▸ **Required action**: Some entries follow. Reproduce exactly the lines starting at the one with "2C), 126.3 (C)." and stopping after the one with "This is the structure that produced the data.".

========
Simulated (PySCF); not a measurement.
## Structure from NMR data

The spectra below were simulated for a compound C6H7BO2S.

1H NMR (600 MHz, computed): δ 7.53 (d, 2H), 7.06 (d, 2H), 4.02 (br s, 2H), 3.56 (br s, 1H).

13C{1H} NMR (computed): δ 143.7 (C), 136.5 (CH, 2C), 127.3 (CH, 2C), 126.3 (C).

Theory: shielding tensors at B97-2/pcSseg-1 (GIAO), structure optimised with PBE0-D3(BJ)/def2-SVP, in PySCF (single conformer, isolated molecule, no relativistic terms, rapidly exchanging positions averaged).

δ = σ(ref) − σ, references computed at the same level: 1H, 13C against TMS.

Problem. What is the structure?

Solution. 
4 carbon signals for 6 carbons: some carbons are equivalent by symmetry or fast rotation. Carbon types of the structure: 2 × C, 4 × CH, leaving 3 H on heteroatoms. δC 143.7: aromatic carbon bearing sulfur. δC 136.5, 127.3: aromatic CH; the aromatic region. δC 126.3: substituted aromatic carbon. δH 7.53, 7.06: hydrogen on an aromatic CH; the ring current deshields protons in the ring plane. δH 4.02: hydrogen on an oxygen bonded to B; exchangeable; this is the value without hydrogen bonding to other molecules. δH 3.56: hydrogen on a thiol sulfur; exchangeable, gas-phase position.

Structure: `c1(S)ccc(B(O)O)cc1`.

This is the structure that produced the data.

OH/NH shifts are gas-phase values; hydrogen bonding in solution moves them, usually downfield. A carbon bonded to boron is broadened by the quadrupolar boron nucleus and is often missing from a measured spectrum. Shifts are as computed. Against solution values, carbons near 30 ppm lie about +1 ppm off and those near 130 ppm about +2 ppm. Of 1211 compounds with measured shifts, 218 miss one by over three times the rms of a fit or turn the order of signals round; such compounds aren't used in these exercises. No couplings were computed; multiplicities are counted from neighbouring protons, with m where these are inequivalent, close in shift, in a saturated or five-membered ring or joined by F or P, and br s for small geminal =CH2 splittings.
========

▸ **Task response**:
13C{1H} NMR (computed): δ 143.7 (C), 136.5 (CH, 2C), 127.3 (CH, 2C), 126.3 (C).

Theory: shielding tensors at B97-2/pcSseg-1 (GIAO), structure optimised with PBE0-D3(BJ)/def2-SVP, in PySCF (single conformer, isolated molecule, no relativistic terms, rapidly exchanging positions averaged).

δ = σ(ref) − σ, references computed at the same level: 1H, 13C against TMS.

Problem. What is the structure?

Solution. 
4 carbon signals for 6 carbons: some carbons are equivalent by symmetry or fast rotation. Carbon types of the structure: 2 × C, 4 × CH, leaving 3 H on heteroatoms. δC 143.7: aromatic carbon bearing sulfur. δC 136.5, 127.3: aromatic CH; the aromatic region. δC 126.3: substituted aromatic carbon. δH 7.53, 7.06: hydrogen on an aromatic CH; the ring current deshields protons in the ring plane. δH 4.02: hydrogen on an oxygen bonded to B; exchangeable; this is the value without hydrogen bonding to other molecules. δH 3.56: hydrogen on a thiol sulfur; exchangeable, gas-phase position.

Structure: `c1(S)ccc(B(O)O)cc1`.

This is the structure that produced the data.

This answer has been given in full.